■ Required action: Taking the first line of the listing as the start and the line containing "Constants are typed, rounded" as the end, reproduce everything in between exactly, both ends included.

────────────────────

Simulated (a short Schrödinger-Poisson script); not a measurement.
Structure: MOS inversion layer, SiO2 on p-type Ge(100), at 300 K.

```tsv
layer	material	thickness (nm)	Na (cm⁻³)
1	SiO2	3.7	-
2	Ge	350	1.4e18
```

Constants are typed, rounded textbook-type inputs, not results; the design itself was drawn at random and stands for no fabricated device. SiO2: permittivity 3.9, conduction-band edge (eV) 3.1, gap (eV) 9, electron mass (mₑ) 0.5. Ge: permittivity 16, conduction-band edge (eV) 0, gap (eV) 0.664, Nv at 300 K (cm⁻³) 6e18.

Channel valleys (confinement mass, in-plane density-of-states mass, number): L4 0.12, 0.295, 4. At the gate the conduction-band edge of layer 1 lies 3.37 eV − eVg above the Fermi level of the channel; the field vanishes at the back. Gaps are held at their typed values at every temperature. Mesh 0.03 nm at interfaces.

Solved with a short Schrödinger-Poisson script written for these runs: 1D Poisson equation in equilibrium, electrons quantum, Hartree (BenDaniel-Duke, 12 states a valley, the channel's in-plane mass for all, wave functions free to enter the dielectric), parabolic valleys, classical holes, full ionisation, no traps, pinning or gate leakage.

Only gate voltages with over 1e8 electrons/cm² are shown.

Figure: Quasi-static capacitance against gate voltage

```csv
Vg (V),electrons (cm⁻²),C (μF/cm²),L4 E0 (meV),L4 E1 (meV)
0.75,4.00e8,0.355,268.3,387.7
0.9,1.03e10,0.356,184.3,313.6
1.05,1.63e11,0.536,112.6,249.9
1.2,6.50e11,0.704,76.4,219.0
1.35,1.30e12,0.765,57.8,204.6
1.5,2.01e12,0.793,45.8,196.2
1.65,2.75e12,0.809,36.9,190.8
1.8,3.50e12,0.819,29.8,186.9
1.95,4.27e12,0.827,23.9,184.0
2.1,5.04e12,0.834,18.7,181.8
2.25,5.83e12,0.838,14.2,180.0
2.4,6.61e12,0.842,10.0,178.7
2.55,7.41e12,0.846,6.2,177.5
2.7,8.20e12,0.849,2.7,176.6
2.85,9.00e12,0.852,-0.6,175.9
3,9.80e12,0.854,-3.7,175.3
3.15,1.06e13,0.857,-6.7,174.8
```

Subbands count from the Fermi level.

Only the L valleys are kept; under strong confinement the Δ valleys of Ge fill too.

────────────────────

■ Written reply:
Simulated (a short Schrödinger-Poisson script); not a measurement.
Structure: MOS inversion layer, SiO2 on p-type Ge(100), at 300 K.

```tsv
layer	material	thickness (nm)	Na (cm⁻³)
1	SiO2	3.7	-
2	Ge	350	1.4e18
```

Constants are typed, rounded textbook-type inputs, not results; the design itself was drawn at random and stands for no fabricated device. SiO2: permittivity 3.9, conduction-band edge (eV) 3.1, gap (eV) 9, electron mass (mₑ) 0.5. Ge: permittivity 16, conduction-band edge (eV) 0, gap (eV) 0.664, Nv at 300 K (cm⁻³) 6e18.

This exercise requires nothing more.